Brief -
Repeat each line of the listing exactly as written.

+-------+
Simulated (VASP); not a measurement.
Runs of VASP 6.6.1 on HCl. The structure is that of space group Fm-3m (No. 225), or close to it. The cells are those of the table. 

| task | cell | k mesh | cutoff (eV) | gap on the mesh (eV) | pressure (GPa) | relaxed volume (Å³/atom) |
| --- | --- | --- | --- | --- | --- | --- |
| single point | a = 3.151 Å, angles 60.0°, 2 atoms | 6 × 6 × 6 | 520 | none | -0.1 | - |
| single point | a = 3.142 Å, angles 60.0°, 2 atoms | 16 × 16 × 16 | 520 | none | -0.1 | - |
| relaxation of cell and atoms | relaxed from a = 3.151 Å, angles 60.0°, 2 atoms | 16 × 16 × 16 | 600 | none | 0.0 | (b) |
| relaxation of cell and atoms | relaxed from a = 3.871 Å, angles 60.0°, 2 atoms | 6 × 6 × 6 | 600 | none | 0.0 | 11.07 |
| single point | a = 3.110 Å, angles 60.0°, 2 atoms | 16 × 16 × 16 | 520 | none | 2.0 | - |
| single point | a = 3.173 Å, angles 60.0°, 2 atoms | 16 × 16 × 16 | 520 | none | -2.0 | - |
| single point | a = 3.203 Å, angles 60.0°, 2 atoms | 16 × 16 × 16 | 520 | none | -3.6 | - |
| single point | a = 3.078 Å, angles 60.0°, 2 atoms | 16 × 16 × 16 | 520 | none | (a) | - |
+-------+

Exercise result -
Simulated (VASP); not a measurement.
Runs of VASP 6.6.1 on HCl. The structure is that of space group Fm-3m (No. 225), or close to it. The cells are those of the table. 

| task | cell | k mesh | cutoff (eV) | gap on the mesh (eV) | pressure (GPa) | relaxed volume (Å³/atom) |
| --- | --- | --- | --- | --- | --- | --- |
| single point | a = 3.151 Å, angles 60.0°, 2 atoms | 6 × 6 × 6 | 520 | none | -0.1 | - |
| single point | a = 3.142 Å, angles 60.0°, 2 atoms | 16 × 16 × 16 | 520 | none | -0.1 | - |
| relaxation of cell and atoms | relaxed from a = 3.151 Å, angles 60.0°, 2 atoms | 16 × 16 × 16 | 600 | none | 0.0 | (b) |
| relaxation of cell and atoms | relaxed from a = 3.871 Å, angles 60.0°, 2 atoms | 6 × 6 × 6 | 600 | none | 0.0 | 11.07 |
| single point | a = 3.110 Å, angles 60.0°, 2 atoms | 16 × 16 × 16 | 520 | none | 2.0 | - |
| single point | a = 3.173 Å, angles 60.0°, 2 atoms | 16 × 16 × 16 | 520 | none | -2.0 | - |
| single point | a = 3.203 Å, angles 60.0°, 2 atoms | 16 × 16 × 16 | 520 | none | -3.6 | - |
| single point | a = 3.078 Å, angles 60.0°, 2 atoms | 16 × 16 × 16 | 520 | none | (a) | - |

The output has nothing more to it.